+--
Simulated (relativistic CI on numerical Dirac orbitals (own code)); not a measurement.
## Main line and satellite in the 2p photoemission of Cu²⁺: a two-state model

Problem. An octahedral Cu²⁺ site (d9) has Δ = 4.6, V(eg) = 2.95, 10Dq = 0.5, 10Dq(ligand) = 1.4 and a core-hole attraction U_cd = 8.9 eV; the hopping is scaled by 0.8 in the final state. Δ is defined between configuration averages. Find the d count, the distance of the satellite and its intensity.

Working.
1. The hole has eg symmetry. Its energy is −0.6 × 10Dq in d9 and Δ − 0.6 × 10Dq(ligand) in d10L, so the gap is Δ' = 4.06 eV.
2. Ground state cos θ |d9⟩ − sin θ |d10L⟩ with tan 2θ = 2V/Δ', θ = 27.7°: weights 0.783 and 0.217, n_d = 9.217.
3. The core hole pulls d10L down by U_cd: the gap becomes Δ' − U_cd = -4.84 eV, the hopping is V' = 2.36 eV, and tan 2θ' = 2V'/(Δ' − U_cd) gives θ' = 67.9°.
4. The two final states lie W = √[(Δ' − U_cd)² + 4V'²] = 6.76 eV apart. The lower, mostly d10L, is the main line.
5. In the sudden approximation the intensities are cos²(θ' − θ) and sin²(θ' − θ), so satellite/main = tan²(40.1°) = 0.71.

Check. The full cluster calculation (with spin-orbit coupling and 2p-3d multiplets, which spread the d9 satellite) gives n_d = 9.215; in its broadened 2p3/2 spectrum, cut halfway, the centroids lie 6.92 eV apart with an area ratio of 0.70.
+--

WORK REQUEST >>
Please return every line from the first one in the records above down to the line containing "## Main line", including both, exactly as written and nothing more.

EXERCISE RESULT >>
Simulated (relativistic CI on numerical Dirac orbitals (own code)); not a measurement.
## Main line and satellite in the 2p photoemission of Cu²⁺: a two-state model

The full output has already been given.